*Material provided*.
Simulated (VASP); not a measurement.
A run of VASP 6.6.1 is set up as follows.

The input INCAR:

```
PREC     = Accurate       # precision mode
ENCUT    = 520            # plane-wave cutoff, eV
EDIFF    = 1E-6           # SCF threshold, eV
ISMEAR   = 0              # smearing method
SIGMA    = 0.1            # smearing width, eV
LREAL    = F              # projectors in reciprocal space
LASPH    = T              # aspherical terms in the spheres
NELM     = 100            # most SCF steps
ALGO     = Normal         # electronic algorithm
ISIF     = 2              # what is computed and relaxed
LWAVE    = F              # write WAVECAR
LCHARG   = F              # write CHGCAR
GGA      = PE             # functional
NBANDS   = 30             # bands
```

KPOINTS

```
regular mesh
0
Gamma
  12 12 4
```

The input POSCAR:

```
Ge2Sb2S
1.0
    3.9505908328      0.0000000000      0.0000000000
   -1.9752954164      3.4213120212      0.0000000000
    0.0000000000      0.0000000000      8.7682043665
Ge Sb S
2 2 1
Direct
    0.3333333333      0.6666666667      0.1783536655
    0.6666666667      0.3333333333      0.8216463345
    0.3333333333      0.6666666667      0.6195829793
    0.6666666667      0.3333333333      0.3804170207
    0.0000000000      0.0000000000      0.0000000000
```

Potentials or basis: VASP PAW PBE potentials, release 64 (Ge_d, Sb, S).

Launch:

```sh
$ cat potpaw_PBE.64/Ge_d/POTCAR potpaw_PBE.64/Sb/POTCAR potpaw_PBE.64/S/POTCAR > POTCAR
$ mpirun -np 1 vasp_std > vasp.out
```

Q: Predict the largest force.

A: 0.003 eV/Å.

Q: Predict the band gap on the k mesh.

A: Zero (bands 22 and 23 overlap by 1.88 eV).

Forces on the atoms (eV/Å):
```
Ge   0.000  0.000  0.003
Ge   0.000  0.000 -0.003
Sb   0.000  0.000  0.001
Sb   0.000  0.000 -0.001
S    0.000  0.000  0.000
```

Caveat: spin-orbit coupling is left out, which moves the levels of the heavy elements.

*Work instruction*.
Start with the line above that contains "Potentials or basis: VASP" and stop after the line that contains "Q: Predict the band gap on the k mesh.". Output those lines exactly, and only those.

*Answer space*.
Potentials or basis: VASP PAW PBE potentials, release 64 (Ge_d, Sb, S).

Launch:

```sh
$ cat potpaw_PBE.64/Ge_d/POTCAR potpaw_PBE.64/Sb/POTCAR potpaw_PBE.64/S/POTCAR > POTCAR
$ mpirun -np 1 vasp_std > vasp.out
```

Q: Predict the largest force.

A: 0.003 eV/Å.

Q: Predict the band gap on the k mesh.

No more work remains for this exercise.